TASK ITEM — Make an exact copy of every record that follows.

DATA SECTION —
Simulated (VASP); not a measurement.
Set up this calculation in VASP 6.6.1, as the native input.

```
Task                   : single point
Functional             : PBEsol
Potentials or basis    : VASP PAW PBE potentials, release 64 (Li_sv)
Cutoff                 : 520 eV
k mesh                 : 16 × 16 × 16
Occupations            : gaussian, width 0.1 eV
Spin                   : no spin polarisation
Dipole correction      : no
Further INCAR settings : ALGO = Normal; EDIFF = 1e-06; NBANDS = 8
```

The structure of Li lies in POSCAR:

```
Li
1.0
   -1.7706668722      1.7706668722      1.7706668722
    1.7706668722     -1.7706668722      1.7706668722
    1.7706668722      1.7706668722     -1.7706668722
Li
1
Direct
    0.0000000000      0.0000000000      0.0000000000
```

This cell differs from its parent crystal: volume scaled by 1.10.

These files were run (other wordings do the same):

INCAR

WORKED SOLUTION —
Simulated (VASP); not a measurement.
Set up this calculation in VASP 6.6.1, as the native input.

```
Task                   : single point
Functional             : PBEsol
Potentials or basis    : VASP PAW PBE potentials, release 64 (Li_sv)
Cutoff                 : 520 eV
k mesh                 : 16 × 16 × 16
Occupations            : gaussian, width 0.1 eV
Spin                   : no spin polarisation
Dipole correction      : no
Further INCAR settings : ALGO = Normal; EDIFF = 1e-06; NBANDS = 8
```

The structure of Li lies in POSCAR:

```
Li
1.0
   -1.7706668722      1.7706668722      1.7706668722
    1.7706668722     -1.7706668722      1.7706668722
    1.7706668722      1.7706668722     -1.7706668722
Li
1
Direct
    0.0000000000      0.0000000000      0.0000000000
```

This cell differs from its parent crystal: volume scaled by 1.10.

These files were run (other wordings do the same):

INCAR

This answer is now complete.